**Work item:** The data beneath this task has to be reprinted character for character.

- - -

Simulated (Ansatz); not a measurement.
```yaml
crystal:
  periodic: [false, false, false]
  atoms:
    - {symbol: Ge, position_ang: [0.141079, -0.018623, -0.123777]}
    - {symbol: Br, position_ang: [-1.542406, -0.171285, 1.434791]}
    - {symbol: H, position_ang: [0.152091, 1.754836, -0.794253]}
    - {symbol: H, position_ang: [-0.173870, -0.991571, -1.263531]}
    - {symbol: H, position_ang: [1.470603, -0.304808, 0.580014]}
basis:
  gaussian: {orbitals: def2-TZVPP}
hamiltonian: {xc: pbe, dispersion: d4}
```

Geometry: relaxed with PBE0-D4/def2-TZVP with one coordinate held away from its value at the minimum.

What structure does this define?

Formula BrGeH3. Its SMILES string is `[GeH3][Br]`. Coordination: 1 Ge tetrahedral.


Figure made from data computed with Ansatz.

- - -

**Task answer:**
Simulated (Ansatz); not a measurement.
```yaml
crystal:
  periodic: [false, false, false]
  atoms:
    - {symbol: Ge, position_ang: [0.141079, -0.018623, -0.123777]}
    - {symbol: Br, position_ang: [-1.542406, -0.171285, 1.434791]}
    - {symbol: H, position_ang: [0.152091, 1.754836, -0.794253]}
    - {symbol: H, position_ang: [-0.173870, -0.991571, -1.263531]}
    - {symbol: H, position_ang: [1.470603, -0.304808, 0.580014]}
basis:
  gaussian: {orbitals: def2-TZVPP}
hamiltonian: {xc: pbe, dispersion: d4}
```

Geometry: relaxed with PBE0-D4/def2-TZVP with one coordinate held away from its value at the minimum.

What structure does this define?

Formula BrGeH3. Its SMILES string is `[GeH3][Br]`. Coordination: 1 Ge tetrahedral.


Figure made from data computed with Ansatz.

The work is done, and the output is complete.